● WORK TASK
Starting at the first line of the data below, retype every line up to and including the one containing "Q: What is the dihedral angle C3–C4–C6–F7?".

● STORED DATA

==========

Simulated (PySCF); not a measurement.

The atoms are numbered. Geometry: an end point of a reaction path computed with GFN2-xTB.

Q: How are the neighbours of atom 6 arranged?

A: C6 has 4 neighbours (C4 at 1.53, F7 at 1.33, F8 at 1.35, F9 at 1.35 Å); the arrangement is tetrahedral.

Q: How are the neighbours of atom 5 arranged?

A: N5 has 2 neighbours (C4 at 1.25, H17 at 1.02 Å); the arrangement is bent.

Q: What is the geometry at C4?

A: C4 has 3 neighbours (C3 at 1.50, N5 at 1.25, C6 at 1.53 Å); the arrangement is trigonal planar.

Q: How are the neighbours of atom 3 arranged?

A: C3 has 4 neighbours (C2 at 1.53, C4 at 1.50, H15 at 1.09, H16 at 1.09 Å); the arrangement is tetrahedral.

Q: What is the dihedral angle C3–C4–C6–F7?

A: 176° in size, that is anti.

==========

● YOUR SOLUTION
Simulated (PySCF); not a measurement.

The atoms are numbered. Geometry: an end point of a reaction path computed with GFN2-xTB.

Q: How are the neighbours of atom 6 arranged?

A: C6 has 4 neighbours (C4 at 1.53, F7 at 1.33, F8 at 1.35, F9 at 1.35 Å); the arrangement is tetrahedral.

Q: How are the neighbours of atom 5 arranged?

A: N5 has 2 neighbours (C4 at 1.25, H17 at 1.02 Å); the arrangement is bent.

Q: What is the geometry at C4?

A: C4 has 3 neighbours (C3 at 1.50, N5 at 1.25, C6 at 1.53 Å); the arrangement is trigonal planar.

Q: How are the neighbours of atom 3 arranged?

A: C3 has 4 neighbours (C2 at 1.53, C4 at 1.50, H15 at 1.09, H16 at 1.09 Å); the arrangement is tetrahedral.

Q: What is the dihedral angle C3–C4–C6–F7?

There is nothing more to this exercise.